* **BRIEF**:
Nothing but the lines from the top of the following entries through the line with "## Phonon dispersion" should be printed, exactly as they are.

= Beginning of Section =

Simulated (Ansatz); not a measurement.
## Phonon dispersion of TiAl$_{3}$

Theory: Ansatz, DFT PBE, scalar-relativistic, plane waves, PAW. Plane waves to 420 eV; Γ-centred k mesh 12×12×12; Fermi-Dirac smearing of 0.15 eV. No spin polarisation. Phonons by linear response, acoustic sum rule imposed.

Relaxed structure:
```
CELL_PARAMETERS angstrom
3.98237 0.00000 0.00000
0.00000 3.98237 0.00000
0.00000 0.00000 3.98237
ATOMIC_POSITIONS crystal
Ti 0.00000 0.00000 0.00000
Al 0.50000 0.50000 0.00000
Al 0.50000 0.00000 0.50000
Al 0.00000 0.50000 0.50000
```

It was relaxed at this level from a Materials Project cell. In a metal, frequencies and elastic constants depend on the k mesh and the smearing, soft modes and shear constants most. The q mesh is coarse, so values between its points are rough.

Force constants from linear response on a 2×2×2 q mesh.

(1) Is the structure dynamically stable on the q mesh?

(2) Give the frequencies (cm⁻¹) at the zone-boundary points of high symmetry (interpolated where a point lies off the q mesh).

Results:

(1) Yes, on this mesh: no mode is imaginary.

= End of Section =

* **EXERCISE OUTPUT**:
Simulated (Ansatz); not a measurement.
## Phonon dispersion of TiAl$_{3}$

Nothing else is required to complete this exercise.